[Source material]
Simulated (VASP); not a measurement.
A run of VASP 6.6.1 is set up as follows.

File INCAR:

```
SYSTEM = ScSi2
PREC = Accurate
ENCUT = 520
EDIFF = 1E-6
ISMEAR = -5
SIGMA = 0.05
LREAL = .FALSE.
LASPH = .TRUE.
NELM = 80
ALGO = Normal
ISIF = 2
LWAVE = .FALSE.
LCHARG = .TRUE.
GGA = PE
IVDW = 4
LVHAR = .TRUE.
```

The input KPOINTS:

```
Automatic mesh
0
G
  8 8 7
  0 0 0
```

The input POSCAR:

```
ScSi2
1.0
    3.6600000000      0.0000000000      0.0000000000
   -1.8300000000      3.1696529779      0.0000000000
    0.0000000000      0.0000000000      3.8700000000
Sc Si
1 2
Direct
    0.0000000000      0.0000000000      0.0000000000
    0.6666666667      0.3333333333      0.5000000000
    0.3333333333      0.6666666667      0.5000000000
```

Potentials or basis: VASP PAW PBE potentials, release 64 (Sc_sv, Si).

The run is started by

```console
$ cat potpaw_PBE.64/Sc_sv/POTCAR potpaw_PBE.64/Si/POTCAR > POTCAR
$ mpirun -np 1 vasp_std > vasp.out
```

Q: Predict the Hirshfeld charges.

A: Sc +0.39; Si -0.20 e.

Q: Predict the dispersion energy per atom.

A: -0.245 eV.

[Action item] When the line with "A run of VASP 6.6.1 is set up as follows." is reached in the data above, start copying there, and copy each line exactly until the line with "A: Sc +0.39; Si -0.20 e." has been copied; copy nothing else.

[Exercise response]
A run of VASP 6.6.1 is set up as follows.

File INCAR:

```
SYSTEM = ScSi2
PREC = Accurate
ENCUT = 520
EDIFF = 1E-6
ISMEAR = -5
SIGMA = 0.05
LREAL = .FALSE.
LASPH = .TRUE.
NELM = 80
ALGO = Normal
ISIF = 2
LWAVE = .FALSE.
LCHARG = .TRUE.
GGA = PE
IVDW = 4
LVHAR = .TRUE.
```

The input KPOINTS:

```
Automatic mesh
0
G
  8 8 7
  0 0 0
```

The input POSCAR:

```
ScSi2
1.0
    3.6600000000      0.0000000000      0.0000000000
   -1.8300000000      3.1696529779      0.0000000000
    0.0000000000      0.0000000000      3.8700000000
Sc Si
1 2
Direct
    0.0000000000      0.0000000000      0.0000000000
    0.6666666667      0.3333333333      0.5000000000
    0.3333333333      0.6666666667      0.5000000000
```

Potentials or basis: VASP PAW PBE potentials, release 64 (Sc_sv, Si).

The run is started by

```console
$ cat potpaw_PBE.64/Sc_sv/POTCAR potpaw_PBE.64/Si/POTCAR > POTCAR
$ mpirun -np 1 vasp_std > vasp.out
```

Q: Predict the Hirshfeld charges.

A: Sc +0.39; Si -0.20 e.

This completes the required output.